— Entries supplied —
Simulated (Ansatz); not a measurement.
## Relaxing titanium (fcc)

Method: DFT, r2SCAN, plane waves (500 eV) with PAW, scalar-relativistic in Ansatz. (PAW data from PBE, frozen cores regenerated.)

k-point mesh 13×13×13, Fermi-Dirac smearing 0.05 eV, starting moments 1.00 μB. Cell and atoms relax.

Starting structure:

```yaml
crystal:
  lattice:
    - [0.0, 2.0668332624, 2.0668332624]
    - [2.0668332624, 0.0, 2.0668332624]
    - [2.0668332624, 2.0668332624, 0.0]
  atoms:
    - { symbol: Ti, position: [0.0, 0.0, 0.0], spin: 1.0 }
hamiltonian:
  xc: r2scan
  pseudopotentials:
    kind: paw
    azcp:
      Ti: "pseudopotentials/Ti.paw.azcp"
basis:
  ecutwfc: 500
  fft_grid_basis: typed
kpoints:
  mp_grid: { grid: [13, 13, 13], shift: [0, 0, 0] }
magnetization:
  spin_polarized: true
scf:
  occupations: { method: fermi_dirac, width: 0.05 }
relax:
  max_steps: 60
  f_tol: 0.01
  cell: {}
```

— Work instruction —
The data is to be given again in full, with every line exact.

— Task answer —
Simulated (Ansatz); not a measurement.
## Relaxing titanium (fcc)

Method: DFT, r2SCAN, plane waves (500 eV) with PAW, scalar-relativistic in Ansatz. (PAW data from PBE, frozen cores regenerated.)

k-point mesh 13×13×13, Fermi-Dirac smearing 0.05 eV, starting moments 1.00 μB. Cell and atoms relax.

Starting structure:

```yaml
crystal:
  lattice:
    - [0.0, 2.0668332624, 2.0668332624]
    - [2.0668332624, 0.0, 2.0668332624]
    - [2.0668332624, 2.0668332624, 0.0]
  atoms:
    - { symbol: Ti, position: [0.0, 0.0, 0.0], spin: 1.0 }
hamiltonian:
  xc: r2scan
  pseudopotentials:
    kind: paw
    azcp:
      Ti: "pseudopotentials/Ti.paw.azcp"
basis:
  ecutwfc: 500
  fft_grid_basis: typed
kpoints:
  mp_grid: { grid: [13, 13, 13], shift: [0, 0, 0] }
magnetization:
  spin_polarized: true
scf:
  occupations: { method: fermi_dirac, width: 0.05 }
relax:
  max_steps: 60
  f_tol: 0.01
  cell: {}
```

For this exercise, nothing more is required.